Work instruction - Every entry below needs to be repeated exactly as written.

Supplied data -
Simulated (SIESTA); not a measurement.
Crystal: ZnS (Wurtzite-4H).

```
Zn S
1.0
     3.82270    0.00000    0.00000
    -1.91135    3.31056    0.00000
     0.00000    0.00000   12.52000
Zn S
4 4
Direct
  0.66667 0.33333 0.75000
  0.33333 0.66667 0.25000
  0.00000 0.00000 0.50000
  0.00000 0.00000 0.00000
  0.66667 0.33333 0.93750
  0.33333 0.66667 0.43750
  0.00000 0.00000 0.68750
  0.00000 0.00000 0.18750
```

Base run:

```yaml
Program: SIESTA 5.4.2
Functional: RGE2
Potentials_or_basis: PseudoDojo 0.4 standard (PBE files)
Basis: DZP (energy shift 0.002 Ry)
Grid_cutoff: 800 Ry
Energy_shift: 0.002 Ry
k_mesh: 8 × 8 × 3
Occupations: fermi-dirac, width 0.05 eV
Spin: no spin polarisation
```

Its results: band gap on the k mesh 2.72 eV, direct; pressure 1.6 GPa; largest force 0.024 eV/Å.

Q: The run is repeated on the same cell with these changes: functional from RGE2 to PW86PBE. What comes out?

Response area -
Simulated (SIESTA); not a measurement.
Crystal: ZnS (Wurtzite-4H).

```
Zn S
1.0
     3.82270    0.00000    0.00000
    -1.91135    3.31056    0.00000
     0.00000    0.00000   12.52000
Zn S
4 4
Direct
  0.66667 0.33333 0.75000
  0.33333 0.66667 0.25000
  0.00000 0.00000 0.50000
  0.00000 0.00000 0.00000
  0.66667 0.33333 0.93750
  0.33333 0.66667 0.43750
  0.00000 0.00000 0.68750
  0.00000 0.00000 0.18750
```

Base run:

```yaml
Program: SIESTA 5.4.2
Functional: RGE2
Potentials_or_basis: PseudoDojo 0.4 standard (PBE files)
Basis: DZP (energy shift 0.002 Ry)
Grid_cutoff: 800 Ry
Energy_shift: 0.002 Ry
k_mesh: 8 × 8 × 3
Occupations: fermi-dirac, width 0.05 eV
Spin: no spin polarisation
```

Its results: band gap on the k mesh 2.72 eV, direct; pressure 1.6 GPa; largest force 0.024 eV/Å.

Q: The run is repeated on the same cell with these changes: functional from RGE2 to PW86PBE. What comes out?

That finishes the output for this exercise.